■ **Entries shown**
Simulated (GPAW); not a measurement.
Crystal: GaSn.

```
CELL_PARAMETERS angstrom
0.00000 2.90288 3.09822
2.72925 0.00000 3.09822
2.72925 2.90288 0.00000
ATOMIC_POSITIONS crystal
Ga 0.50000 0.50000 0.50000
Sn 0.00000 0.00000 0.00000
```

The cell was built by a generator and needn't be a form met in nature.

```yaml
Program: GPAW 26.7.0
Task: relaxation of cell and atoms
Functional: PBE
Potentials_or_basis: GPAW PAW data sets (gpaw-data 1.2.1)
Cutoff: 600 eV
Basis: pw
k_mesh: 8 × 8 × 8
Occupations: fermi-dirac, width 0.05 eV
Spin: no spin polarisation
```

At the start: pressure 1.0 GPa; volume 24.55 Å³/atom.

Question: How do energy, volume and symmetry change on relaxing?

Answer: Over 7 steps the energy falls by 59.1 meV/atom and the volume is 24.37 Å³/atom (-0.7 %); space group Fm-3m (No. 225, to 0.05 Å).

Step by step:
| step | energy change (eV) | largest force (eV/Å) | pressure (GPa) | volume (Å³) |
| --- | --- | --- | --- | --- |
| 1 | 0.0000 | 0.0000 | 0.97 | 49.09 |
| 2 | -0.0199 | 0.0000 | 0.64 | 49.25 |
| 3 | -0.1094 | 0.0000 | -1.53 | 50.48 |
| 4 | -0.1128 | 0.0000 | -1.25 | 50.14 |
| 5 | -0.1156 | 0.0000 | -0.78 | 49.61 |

■ **Activity**
Each entry must appear again in the answer exactly as written.

■ **Written answer**
Simulated (GPAW); not a measurement.
Crystal: GaSn.

```
CELL_PARAMETERS angstrom
0.00000 2.90288 3.09822
2.72925 0.00000 3.09822
2.72925 2.90288 0.00000
ATOMIC_POSITIONS crystal
Ga 0.50000 0.50000 0.50000
Sn 0.00000 0.00000 0.00000
```

The cell was built by a generator and needn't be a form met in nature.

```yaml
Program: GPAW 26.7.0
Task: relaxation of cell and atoms
Functional: PBE
Potentials_or_basis: GPAW PAW data sets (gpaw-data 1.2.1)
Cutoff: 600 eV
Basis: pw
k_mesh: 8 × 8 × 8
Occupations: fermi-dirac, width 0.05 eV
Spin: no spin polarisation
```

At the start: pressure 1.0 GPa; volume 24.55 Å³/atom.

Question: How do energy, volume and symmetry change on relaxing?

Answer: Over 7 steps the energy falls by 59.1 meV/atom and the volume is 24.37 Å³/atom (-0.7 %); space group Fm-3m (No. 225, to 0.05 Å).

Step by step:
| step | energy change (eV) | largest force (eV/Å) | pressure (GPa) | volume (Å³) |
| --- | --- | --- | --- | --- |
| 1 | 0.0000 | 0.0000 | 0.97 | 49.09 |
| 2 | -0.0199 | 0.0000 | 0.64 | 49.25 |
| 3 | -0.1094 | 0.0000 | -1.53 | 50.48 |
| 4 | -0.1128 | 0.0000 | -1.25 | 50.14 |
| 5 | -0.1156 | 0.0000 | -0.78 | 49.61 |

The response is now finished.